Brief
Write out exactly the lines of the entries below from the one holding "Question: Set up" to the one holding "Answer: As run", inclusive, and leave out all other lines.

── Data listing
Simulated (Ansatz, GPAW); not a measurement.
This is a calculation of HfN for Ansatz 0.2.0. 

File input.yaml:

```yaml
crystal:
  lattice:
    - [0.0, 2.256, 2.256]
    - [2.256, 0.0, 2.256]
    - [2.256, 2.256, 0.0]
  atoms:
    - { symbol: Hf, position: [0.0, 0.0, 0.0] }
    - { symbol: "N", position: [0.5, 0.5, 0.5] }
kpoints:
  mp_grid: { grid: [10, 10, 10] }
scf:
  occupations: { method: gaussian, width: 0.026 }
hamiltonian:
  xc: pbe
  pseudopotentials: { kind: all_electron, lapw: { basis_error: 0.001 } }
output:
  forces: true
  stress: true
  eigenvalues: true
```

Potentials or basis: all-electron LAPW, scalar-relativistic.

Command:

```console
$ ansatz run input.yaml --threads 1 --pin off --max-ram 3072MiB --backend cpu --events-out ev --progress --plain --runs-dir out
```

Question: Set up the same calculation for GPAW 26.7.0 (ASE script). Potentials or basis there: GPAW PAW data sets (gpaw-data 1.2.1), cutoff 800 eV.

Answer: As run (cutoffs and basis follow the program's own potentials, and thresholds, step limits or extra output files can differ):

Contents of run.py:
────

Task output
Question: Set up the same calculation for GPAW 26.7.0 (ASE script). Potentials or basis there: GPAW PAW data sets (gpaw-data 1.2.1), cutoff 800 eV.

Answer: As run (cutoffs and basis follow the program's own potentials, and thresholds, step limits or extra output files can differ):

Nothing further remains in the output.